:: Given data ::
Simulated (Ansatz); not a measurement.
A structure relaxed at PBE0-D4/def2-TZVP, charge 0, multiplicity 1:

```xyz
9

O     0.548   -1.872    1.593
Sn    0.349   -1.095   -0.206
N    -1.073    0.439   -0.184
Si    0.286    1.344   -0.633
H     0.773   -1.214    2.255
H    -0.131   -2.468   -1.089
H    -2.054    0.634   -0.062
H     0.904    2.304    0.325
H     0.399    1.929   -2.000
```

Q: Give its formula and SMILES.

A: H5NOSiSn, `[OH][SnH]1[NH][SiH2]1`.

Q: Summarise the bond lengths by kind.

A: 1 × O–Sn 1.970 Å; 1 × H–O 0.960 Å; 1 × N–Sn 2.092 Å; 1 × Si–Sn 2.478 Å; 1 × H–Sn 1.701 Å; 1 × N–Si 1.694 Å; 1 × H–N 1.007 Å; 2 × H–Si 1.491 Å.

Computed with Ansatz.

:: Work request ::
Transcribe each entry above exactly as it reads.

:: Your solution ::
Simulated (Ansatz); not a measurement.
A structure relaxed at PBE0-D4/def2-TZVP, charge 0, multiplicity 1:

```xyz
9

O     0.548   -1.872    1.593
Sn    0.349   -1.095   -0.206
N    -1.073    0.439   -0.184
Si    0.286    1.344   -0.633
H     0.773   -1.214    2.255
H    -0.131   -2.468   -1.089
H    -2.054    0.634   -0.062
H     0.904    2.304    0.325
H     0.399    1.929   -2.000
```

Q: Give its formula and SMILES.

A: H5NOSiSn, `[OH][SnH]1[NH][SiH2]1`.

Q: Summarise the bond lengths by kind.

A: 1 × O–Sn 1.970 Å; 1 × H–O 0.960 Å; 1 × N–Sn 2.092 Å; 1 × Si–Sn 2.478 Å; 1 × H–Sn 1.701 Å; 1 × N–Si 1.694 Å; 1 × H–N 1.007 Å; 2 × H–Si 1.491 Å.

Computed with Ansatz.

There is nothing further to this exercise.